* [Work item]:
Once the line containing "defect: -61.63 u·Å²" is found in the entries below, restate it and each following line word for word, stopping after the line containing "118°, N5–C7–C8–N9 166°".

---*---

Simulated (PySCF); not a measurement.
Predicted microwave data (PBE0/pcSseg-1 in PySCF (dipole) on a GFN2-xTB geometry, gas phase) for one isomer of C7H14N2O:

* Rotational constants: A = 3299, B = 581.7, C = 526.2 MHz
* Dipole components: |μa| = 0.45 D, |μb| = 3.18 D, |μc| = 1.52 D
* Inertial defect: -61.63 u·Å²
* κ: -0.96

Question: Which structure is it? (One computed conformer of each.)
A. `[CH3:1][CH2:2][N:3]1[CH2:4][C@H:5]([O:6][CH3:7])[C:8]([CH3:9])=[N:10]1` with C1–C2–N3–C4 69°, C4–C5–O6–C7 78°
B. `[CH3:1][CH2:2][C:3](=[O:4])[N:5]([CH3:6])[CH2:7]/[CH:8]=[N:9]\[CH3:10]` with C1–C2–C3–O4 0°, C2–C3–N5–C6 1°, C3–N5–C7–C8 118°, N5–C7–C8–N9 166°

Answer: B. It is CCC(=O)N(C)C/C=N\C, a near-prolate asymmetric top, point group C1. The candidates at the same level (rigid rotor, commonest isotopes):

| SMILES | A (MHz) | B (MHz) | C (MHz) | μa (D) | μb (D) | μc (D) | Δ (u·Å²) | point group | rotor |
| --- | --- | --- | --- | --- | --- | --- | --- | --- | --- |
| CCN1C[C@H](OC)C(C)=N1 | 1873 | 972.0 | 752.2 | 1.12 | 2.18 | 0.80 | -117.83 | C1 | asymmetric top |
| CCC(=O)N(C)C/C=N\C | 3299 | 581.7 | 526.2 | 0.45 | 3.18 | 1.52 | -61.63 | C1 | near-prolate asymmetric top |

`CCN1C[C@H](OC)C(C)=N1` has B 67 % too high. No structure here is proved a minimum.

---*---

* [Written answer]:
* Inertial defect: -61.63 u·Å²
* κ: -0.96

Question: Which structure is it? (One computed conformer of each.)
A. `[CH3:1][CH2:2][N:3]1[CH2:4][C@H:5]([O:6][CH3:7])[C:8]([CH3:9])=[N:10]1` with C1–C2–N3–C4 69°, C4–C5–O6–C7 78°
B. `[CH3:1][CH2:2][C:3](=[O:4])[N:5]([CH3:6])[CH2:7]/[CH:8]=[N:9]\[CH3:10]` with C1–C2–C3–O4 0°, C2–C3–N5–C6 1°, C3–N5–C7–C8 118°, N5–C7–C8–N9 166°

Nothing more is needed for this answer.